● Exercise data:
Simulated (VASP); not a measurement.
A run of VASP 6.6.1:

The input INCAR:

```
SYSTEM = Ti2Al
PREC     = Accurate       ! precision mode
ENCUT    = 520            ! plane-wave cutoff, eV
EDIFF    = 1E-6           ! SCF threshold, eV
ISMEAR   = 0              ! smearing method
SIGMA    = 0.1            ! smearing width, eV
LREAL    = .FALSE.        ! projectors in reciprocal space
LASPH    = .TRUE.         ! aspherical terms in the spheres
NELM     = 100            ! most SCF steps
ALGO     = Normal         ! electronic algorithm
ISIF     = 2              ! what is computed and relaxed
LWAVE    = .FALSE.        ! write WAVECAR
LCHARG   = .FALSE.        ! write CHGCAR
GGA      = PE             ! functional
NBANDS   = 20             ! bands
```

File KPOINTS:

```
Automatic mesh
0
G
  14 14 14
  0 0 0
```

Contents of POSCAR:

● Action item: Output the listing exactly, from first line to last.

● Response:
Simulated (VASP); not a measurement.
A run of VASP 6.6.1:

The input INCAR:

```
SYSTEM = Ti2Al
PREC     = Accurate       ! precision mode
ENCUT    = 520            ! plane-wave cutoff, eV
EDIFF    = 1E-6           ! SCF threshold, eV
ISMEAR   = 0              ! smearing method
SIGMA    = 0.1            ! smearing width, eV
LREAL    = .FALSE.        ! projectors in reciprocal space
LASPH    = .TRUE.         ! aspherical terms in the spheres
NELM     = 100            ! most SCF steps
ALGO     = Normal         ! electronic algorithm
ISIF     = 2              ! what is computed and relaxed
LWAVE    = .FALSE.        ! write WAVECAR
LCHARG   = .FALSE.        ! write CHGCAR
GGA      = PE             ! functional
NBANDS   = 20             ! bands
```

File KPOINTS:

```
Automatic mesh
0
G
  14 14 14
  0 0 0
```

Contents of POSCAR:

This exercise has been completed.